> _Activity_: The answer is a stretch of the material below, returned exactly: the line containing "## CCl₄: how", the line containing "Across these levels", and all lines between.

*** Opening Exercise data ***

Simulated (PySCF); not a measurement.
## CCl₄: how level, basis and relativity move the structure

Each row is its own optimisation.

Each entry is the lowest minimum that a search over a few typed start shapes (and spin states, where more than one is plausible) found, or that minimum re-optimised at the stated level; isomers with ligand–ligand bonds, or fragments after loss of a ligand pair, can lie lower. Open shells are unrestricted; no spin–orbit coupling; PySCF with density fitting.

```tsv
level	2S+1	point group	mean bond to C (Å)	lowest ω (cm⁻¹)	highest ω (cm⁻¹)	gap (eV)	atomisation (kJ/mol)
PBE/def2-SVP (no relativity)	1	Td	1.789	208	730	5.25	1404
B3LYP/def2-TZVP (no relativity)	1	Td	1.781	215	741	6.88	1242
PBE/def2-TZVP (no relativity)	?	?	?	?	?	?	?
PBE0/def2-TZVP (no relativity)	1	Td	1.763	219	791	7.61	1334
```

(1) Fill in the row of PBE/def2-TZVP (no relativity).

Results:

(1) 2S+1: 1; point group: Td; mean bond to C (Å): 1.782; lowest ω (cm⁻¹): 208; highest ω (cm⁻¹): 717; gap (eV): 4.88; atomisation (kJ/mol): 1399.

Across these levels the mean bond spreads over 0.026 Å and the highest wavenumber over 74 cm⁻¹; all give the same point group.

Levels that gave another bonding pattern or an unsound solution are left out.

*** Closing Exercise data ***

> _Written answer_:
## CCl₄: how level, basis and relativity move the structure

Each row is its own optimisation.

Each entry is the lowest minimum that a search over a few typed start shapes (and spin states, where more than one is plausible) found, or that minimum re-optimised at the stated level; isomers with ligand–ligand bonds, or fragments after loss of a ligand pair, can lie lower. Open shells are unrestricted; no spin–orbit coupling; PySCF with density fitting.

```tsv
level	2S+1	point group	mean bond to C (Å)	lowest ω (cm⁻¹)	highest ω (cm⁻¹)	gap (eV)	atomisation (kJ/mol)
PBE/def2-SVP (no relativity)	1	Td	1.789	208	730	5.25	1404
B3LYP/def2-TZVP (no relativity)	1	Td	1.781	215	741	6.88	1242
PBE/def2-TZVP (no relativity)	?	?	?	?	?	?	?
PBE0/def2-TZVP (no relativity)	1	Td	1.763	219	791	7.61	1334
```

(1) Fill in the row of PBE/def2-TZVP (no relativity).

Results:

(1) 2S+1: 1; point group: Td; mean bond to C (Å): 1.782; lowest ω (cm⁻¹): 208; highest ω (cm⁻¹): 717; gap (eV): 4.88; atomisation (kJ/mol): 1399.

Across these levels the mean bond spreads over 0.026 Å and the highest wavenumber over 74 cm⁻¹; all give the same point group.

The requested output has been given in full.